**Work instruction:** Every line of the data should be retyped with no difference from the original.

Information shown Block Start

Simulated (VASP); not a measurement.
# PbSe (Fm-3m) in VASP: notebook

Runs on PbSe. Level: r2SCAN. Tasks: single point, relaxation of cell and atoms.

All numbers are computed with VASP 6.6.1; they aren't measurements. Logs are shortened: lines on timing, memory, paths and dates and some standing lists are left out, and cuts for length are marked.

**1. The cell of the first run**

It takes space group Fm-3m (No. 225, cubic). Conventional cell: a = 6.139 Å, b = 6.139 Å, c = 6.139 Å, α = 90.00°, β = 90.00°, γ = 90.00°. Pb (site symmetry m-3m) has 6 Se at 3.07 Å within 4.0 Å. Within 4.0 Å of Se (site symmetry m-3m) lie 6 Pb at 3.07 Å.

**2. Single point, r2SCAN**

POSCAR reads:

Information shown Block End

**Written reply:**
Simulated (VASP); not a measurement.
# PbSe (Fm-3m) in VASP: notebook

Runs on PbSe. Level: r2SCAN. Tasks: single point, relaxation of cell and atoms.

All numbers are computed with VASP 6.6.1; they aren't measurements. Logs are shortened: lines on timing, memory, paths and dates and some standing lists are left out, and cuts for length are marked.

**1. The cell of the first run**

It takes space group Fm-3m (No. 225, cubic). Conventional cell: a = 6.139 Å, b = 6.139 Å, c = 6.139 Å, α = 90.00°, β = 90.00°, γ = 90.00°. Pb (site symmetry m-3m) has 6 Se at 3.07 Å within 4.0 Å. Within 4.0 Å of Se (site symmetry m-3m) lie 6 Pb at 3.07 Å.

**2. Single point, r2SCAN**

POSCAR reads:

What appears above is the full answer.